§ **Requirement**:
In full and without alteration, write out the records.

§ **Information shown**:
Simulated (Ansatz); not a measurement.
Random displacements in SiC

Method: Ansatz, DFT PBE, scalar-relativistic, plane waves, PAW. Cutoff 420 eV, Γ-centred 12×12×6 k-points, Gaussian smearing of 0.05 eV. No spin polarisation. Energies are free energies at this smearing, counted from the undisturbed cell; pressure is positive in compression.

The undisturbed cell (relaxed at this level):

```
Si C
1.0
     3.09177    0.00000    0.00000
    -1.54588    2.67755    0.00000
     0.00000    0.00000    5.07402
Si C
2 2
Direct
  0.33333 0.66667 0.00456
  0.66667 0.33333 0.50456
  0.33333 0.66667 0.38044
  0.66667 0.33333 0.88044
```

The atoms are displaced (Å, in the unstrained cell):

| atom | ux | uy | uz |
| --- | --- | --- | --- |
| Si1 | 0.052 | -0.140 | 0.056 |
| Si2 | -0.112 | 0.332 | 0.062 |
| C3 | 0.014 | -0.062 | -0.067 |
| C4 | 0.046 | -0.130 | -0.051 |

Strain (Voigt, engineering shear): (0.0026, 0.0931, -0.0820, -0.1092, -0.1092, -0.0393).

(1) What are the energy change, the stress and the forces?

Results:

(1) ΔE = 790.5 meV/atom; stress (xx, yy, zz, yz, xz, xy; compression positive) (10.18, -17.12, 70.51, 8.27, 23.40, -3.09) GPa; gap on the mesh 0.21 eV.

§ **Written answer**:
Simulated (Ansatz); not a measurement.
Random displacements in SiC

Method: Ansatz, DFT PBE, scalar-relativistic, plane waves, PAW. Cutoff 420 eV, Γ-centred 12×12×6 k-points, Gaussian smearing of 0.05 eV. No spin polarisation. Energies are free energies at this smearing, counted from the undisturbed cell; pressure is positive in compression.

The undisturbed cell (relaxed at this level):

```
Si C
1.0
     3.09177    0.00000    0.00000
    -1.54588    2.67755    0.00000
     0.00000    0.00000    5.07402
Si C
2 2
Direct
  0.33333 0.66667 0.00456
  0.66667 0.33333 0.50456
  0.33333 0.66667 0.38044
  0.66667 0.33333 0.88044
```

The atoms are displaced (Å, in the unstrained cell):

| atom | ux | uy | uz |
| --- | --- | --- | --- |
| Si1 | 0.052 | -0.140 | 0.056 |
| Si2 | -0.112 | 0.332 | 0.062 |
| C3 | 0.014 | -0.062 | -0.067 |
| C4 | 0.046 | -0.130 | -0.051 |

Strain (Voigt, engineering shear): (0.0026, 0.0931, -0.0820, -0.1092, -0.1092, -0.0393).

(1) What are the energy change, the stress and the forces?

Results:

(1) ΔE = 790.5 meV/atom; stress (xx, yy, zz, yz, xz, xy; compression positive) (10.18, -17.12, 70.51, 8.27, 23.40, -3.09) GPa; gap on the mesh 0.21 eV.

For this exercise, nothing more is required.